## [Activity]
What is needed here is an exact repetition of the records below, beginning at the line that has "true rise = 64.43 K" and stopping after the line that has "power at which the formula diverges = 47.85".

*** Listed records ***

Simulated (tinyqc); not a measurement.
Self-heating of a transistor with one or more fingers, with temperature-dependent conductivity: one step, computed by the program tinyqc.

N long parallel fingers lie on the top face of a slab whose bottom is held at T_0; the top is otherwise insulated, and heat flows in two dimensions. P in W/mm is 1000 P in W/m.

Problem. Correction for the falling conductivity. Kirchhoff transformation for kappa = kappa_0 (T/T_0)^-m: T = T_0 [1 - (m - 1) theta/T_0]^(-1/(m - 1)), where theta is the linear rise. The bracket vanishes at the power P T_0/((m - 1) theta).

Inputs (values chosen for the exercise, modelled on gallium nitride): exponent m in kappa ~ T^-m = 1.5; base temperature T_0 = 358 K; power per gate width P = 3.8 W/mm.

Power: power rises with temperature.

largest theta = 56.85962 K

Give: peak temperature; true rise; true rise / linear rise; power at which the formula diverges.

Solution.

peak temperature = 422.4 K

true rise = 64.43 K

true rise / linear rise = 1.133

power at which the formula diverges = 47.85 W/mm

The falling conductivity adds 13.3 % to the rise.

*** End of Listed records ***

## [Written response]
true rise = 64.43 K

true rise / linear rise = 1.133

power at which the formula diverges = 47.85 W/mm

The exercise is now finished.